Requirement:
Reproduce the opening lines of the records exactly, please, stopping after the line that contains "## Formation energy".

Provided records:
**********

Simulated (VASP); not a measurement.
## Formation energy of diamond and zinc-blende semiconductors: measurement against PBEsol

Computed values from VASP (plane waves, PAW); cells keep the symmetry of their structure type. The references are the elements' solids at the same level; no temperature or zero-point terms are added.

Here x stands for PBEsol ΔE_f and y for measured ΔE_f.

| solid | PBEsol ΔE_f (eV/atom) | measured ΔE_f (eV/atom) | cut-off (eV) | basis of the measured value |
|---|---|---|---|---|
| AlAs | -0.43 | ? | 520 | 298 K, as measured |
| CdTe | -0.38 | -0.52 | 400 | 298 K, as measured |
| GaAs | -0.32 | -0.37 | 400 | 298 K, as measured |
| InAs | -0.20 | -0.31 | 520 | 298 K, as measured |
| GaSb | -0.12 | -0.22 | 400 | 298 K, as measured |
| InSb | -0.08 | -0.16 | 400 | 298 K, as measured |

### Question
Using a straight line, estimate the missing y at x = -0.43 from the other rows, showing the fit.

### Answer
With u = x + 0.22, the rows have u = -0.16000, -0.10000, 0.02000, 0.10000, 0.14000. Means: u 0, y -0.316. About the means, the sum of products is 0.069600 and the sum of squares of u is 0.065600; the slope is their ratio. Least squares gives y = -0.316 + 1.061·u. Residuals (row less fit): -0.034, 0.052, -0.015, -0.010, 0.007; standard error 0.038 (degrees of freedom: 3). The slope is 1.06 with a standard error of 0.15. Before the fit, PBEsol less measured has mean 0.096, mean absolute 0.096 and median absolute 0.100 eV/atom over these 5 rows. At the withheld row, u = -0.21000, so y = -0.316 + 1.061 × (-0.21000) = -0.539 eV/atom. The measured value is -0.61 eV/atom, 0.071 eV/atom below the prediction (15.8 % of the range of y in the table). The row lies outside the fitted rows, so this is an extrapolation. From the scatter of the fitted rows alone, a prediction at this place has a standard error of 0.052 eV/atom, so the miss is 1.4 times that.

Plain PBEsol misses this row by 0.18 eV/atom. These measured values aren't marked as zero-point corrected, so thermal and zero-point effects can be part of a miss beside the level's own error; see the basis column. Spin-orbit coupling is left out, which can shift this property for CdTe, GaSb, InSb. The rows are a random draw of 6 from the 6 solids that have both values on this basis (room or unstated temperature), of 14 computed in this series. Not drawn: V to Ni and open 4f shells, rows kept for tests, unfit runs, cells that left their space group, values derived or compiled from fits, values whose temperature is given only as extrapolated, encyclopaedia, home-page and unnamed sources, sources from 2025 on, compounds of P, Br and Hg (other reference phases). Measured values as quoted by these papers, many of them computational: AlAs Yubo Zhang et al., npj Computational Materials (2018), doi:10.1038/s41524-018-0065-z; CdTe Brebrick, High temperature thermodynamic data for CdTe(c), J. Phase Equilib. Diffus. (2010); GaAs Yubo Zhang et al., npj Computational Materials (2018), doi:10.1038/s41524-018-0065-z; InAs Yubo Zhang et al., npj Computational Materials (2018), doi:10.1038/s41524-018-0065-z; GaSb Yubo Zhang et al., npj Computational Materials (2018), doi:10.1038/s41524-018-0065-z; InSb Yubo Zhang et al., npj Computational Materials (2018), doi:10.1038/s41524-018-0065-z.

**********

Response box:
Simulated (VASP); not a measurement.
## Formation energy of diamond and zinc-blende semiconductors: measurement against PBEsol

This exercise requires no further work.